_Records supplied_:
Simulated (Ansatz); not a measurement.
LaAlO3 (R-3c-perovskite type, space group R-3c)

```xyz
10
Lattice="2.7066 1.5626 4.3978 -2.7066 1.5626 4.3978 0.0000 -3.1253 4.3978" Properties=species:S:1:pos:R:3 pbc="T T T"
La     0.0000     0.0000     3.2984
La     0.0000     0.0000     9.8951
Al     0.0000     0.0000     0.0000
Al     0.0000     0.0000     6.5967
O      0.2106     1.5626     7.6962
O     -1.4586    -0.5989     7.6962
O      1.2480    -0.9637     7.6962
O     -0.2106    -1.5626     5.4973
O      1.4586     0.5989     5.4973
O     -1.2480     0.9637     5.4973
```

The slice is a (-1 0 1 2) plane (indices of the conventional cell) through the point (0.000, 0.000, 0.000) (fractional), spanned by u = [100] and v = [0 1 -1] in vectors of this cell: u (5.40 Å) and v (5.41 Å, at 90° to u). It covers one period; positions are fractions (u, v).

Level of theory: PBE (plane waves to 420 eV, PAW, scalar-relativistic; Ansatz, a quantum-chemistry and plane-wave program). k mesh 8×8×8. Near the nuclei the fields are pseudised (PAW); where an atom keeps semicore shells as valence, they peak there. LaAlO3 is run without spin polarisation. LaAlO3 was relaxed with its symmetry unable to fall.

_Required action_:
Copy the records above. Keep every word as it is.

_Answer section_:
Simulated (Ansatz); not a measurement.
LaAlO3 (R-3c-perovskite type, space group R-3c)

```xyz
10
Lattice="2.7066 1.5626 4.3978 -2.7066 1.5626 4.3978 0.0000 -3.1253 4.3978" Properties=species:S:1:pos:R:3 pbc="T T T"
La     0.0000     0.0000     3.2984
La     0.0000     0.0000     9.8951
Al     0.0000     0.0000     0.0000
Al     0.0000     0.0000     6.5967
O      0.2106     1.5626     7.6962
O     -1.4586    -0.5989     7.6962
O      1.2480    -0.9637     7.6962
O     -0.2106    -1.5626     5.4973
O      1.4586     0.5989     5.4973
O     -1.2480     0.9637     5.4973
```

The slice is a (-1 0 1 2) plane (indices of the conventional cell) through the point (0.000, 0.000, 0.000) (fractional), spanned by u = [100] and v = [0 1 -1] in vectors of this cell: u (5.40 Å) and v (5.41 Å, at 90° to u). It covers one period; positions are fractions (u, v).

Level of theory: PBE (plane waves to 420 eV, PAW, scalar-relativistic; Ansatz, a quantum-chemistry and plane-wave program). k mesh 8×8×8. Near the nuclei the fields are pseudised (PAW); where an atom keeps semicore shells as valence, they peak there. LaAlO3 is run without spin polarisation. LaAlO3 was relaxed with its symmetry unable to fall.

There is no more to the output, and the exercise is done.